Required action: The response should be an exact repetition of all the entries.

Record excerpts:
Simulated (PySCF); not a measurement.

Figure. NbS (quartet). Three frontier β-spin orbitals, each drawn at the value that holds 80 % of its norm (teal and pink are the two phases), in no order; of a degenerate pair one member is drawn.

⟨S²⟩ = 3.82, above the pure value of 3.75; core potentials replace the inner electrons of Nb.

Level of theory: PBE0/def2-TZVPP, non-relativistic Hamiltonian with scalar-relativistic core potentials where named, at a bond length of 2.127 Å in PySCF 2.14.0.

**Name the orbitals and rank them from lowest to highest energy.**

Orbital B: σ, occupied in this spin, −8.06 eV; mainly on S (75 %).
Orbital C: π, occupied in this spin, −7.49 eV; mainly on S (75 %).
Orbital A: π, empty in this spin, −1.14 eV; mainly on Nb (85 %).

Written solution:
Simulated (PySCF); not a measurement.

Figure. NbS (quartet). Three frontier β-spin orbitals, each drawn at the value that holds 80 % of its norm (teal and pink are the two phases), in no order; of a degenerate pair one member is drawn.

⟨S²⟩ = 3.82, above the pure value of 3.75; core potentials replace the inner electrons of Nb.

Level of theory: PBE0/def2-TZVPP, non-relativistic Hamiltonian with scalar-relativistic core potentials where named, at a bond length of 2.127 Å in PySCF 2.14.0.

**Name the orbitals and rank them from lowest to highest energy.**

Orbital B: σ, occupied in this spin, −8.06 eV; mainly on S (75 %).
Orbital C: π, occupied in this spin, −7.49 eV; mainly on S (75 %).
Orbital A: π, empty in this spin, −1.14 eV; mainly on Nb (85 %).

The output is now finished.